Starting at the first line of the data below, retype every line up to and including the one containing "0.37 | 10.99 |".

═══ Extracted material ═══

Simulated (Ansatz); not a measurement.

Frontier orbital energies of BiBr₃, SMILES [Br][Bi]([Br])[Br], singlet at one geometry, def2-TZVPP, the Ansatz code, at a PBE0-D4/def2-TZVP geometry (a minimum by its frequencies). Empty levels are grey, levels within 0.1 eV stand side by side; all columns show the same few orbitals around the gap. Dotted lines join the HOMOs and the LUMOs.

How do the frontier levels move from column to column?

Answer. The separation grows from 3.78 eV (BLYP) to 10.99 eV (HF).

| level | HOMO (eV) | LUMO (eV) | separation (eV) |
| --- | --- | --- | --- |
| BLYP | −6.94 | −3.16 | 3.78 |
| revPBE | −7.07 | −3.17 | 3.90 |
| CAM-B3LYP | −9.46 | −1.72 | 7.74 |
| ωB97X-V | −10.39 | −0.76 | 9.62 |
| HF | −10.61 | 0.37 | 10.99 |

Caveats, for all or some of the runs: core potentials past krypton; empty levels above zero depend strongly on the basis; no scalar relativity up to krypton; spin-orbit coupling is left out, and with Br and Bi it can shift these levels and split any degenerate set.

═══

Expected answer:
Simulated (Ansatz); not a measurement.

Frontier orbital energies of BiBr₃, SMILES [Br][Bi]([Br])[Br], singlet at one geometry, def2-TZVPP, the Ansatz code, at a PBE0-D4/def2-TZVP geometry (a minimum by its frequencies). Empty levels are grey, levels within 0.1 eV stand side by side; all columns show the same few orbitals around the gap. Dotted lines join the HOMOs and the LUMOs.

How do the frontier levels move from column to column?

Answer. The separation grows from 3.78 eV (BLYP) to 10.99 eV (HF).

| level | HOMO (eV) | LUMO (eV) | separation (eV) |
| --- | --- | --- | --- |
| BLYP | −6.94 | −3.16 | 3.78 |
| revPBE | −7.07 | −3.17 | 3.90 |
| CAM-B3LYP | −9.46 | −1.72 | 7.74 |
| ωB97X-V | −10.39 | −0.76 | 9.62 |
| HF | −10.61 | 0.37 | 10.99 |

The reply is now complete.